■ Dataset excerpts:
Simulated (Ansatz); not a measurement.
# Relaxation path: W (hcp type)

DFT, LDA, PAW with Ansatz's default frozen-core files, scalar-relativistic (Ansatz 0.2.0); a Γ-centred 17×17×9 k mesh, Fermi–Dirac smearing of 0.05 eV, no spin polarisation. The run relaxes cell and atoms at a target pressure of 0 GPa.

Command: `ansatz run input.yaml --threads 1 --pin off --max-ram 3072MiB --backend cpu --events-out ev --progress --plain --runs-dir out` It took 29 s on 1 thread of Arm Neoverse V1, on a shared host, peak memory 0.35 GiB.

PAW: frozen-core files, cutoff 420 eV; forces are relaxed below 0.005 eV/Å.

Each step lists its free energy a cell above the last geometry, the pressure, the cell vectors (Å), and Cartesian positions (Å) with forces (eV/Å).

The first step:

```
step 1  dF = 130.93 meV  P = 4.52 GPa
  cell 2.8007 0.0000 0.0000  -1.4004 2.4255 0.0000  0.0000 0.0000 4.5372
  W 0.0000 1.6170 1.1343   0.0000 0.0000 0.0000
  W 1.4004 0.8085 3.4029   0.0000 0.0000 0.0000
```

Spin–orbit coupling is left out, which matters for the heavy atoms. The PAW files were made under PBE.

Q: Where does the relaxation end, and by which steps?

■ Assignment: Restate the whole listing exactly, leaving out nothing.

■ Response area:
Simulated (Ansatz); not a measurement.
# Relaxation path: W (hcp type)

DFT, LDA, PAW with Ansatz's default frozen-core files, scalar-relativistic (Ansatz 0.2.0); a Γ-centred 17×17×9 k mesh, Fermi–Dirac smearing of 0.05 eV, no spin polarisation. The run relaxes cell and atoms at a target pressure of 0 GPa.

Command: `ansatz run input.yaml --threads 1 --pin off --max-ram 3072MiB --backend cpu --events-out ev --progress --plain --runs-dir out` It took 29 s on 1 thread of Arm Neoverse V1, on a shared host, peak memory 0.35 GiB.

PAW: frozen-core files, cutoff 420 eV; forces are relaxed below 0.005 eV/Å.

Each step lists its free energy a cell above the last geometry, the pressure, the cell vectors (Å), and Cartesian positions (Å) with forces (eV/Å).

The first step:

```
step 1  dF = 130.93 meV  P = 4.52 GPa
  cell 2.8007 0.0000 0.0000  -1.4004 2.4255 0.0000  0.0000 0.0000 4.5372
  W 0.0000 1.6170 1.1343   0.0000 0.0000 0.0000
  W 1.4004 0.8085 3.4029   0.0000 0.0000 0.0000
```

Spin–orbit coupling is left out, which matters for the heavy atoms. The PAW files were made under PBE.

Q: Where does the relaxation end, and by which steps?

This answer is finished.